[RECORDS SUPPLIED]
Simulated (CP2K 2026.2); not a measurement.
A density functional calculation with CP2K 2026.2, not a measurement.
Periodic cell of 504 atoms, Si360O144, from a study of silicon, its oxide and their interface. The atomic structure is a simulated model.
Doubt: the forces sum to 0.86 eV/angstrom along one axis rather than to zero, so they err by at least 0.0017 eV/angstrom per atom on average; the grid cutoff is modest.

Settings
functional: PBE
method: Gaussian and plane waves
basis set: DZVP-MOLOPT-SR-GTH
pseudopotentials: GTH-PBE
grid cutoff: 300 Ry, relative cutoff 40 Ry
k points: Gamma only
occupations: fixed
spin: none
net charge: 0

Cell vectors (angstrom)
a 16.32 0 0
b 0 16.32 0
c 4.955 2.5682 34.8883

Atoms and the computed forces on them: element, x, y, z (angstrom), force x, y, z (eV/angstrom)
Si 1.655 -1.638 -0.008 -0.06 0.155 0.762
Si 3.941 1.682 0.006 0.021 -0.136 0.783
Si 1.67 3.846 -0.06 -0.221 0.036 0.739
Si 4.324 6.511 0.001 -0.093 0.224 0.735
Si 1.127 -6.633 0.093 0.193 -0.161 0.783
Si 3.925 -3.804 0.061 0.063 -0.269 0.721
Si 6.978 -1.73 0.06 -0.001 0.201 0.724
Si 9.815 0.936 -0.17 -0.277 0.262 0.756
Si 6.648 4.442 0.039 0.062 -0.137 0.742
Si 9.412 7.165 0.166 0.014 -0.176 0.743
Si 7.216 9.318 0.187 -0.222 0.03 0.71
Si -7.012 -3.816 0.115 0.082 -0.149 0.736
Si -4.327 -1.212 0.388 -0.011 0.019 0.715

[WORK TASK] Restate the listing in full, word for word.

[WRITTEN ANSWER]
Simulated (CP2K 2026.2); not a measurement.
A density functional calculation with CP2K 2026.2, not a measurement.
Periodic cell of 504 atoms, Si360O144, from a study of silicon, its oxide and their interface. The atomic structure is a simulated model.
Doubt: the forces sum to 0.86 eV/angstrom along one axis rather than to zero, so they err by at least 0.0017 eV/angstrom per atom on average; the grid cutoff is modest.

Settings
functional: PBE
method: Gaussian and plane waves
basis set: DZVP-MOLOPT-SR-GTH
pseudopotentials: GTH-PBE
grid cutoff: 300 Ry, relative cutoff 40 Ry
k points: Gamma only
occupations: fixed
spin: none
net charge: 0

Cell vectors (angstrom)
a 16.32 0 0
b 0 16.32 0
c 4.955 2.5682 34.8883

Atoms and the computed forces on them: element, x, y, z (angstrom), force x, y, z (eV/angstrom)
Si 1.655 -1.638 -0.008 -0.06 0.155 0.762
Si 3.941 1.682 0.006 0.021 -0.136 0.783
Si 1.67 3.846 -0.06 -0.221 0.036 0.739
Si 4.324 6.511 0.001 -0.093 0.224 0.735
Si 1.127 -6.633 0.093 0.193 -0.161 0.783
Si 3.925 -3.804 0.061 0.063 -0.269 0.721
Si 6.978 -1.73 0.06 -0.001 0.201 0.724
Si 9.815 0.936 -0.17 -0.277 0.262 0.756
Si 6.648 4.442 0.039 0.062 -0.137 0.742
Si 9.412 7.165 0.166 0.014 -0.176 0.743
Si 7.216 9.318 0.187 -0.222 0.03 0.71
Si -7.012 -3.816 0.115 0.082 -0.149 0.736
Si -4.327 -1.212 0.388 -0.011 0.019 0.715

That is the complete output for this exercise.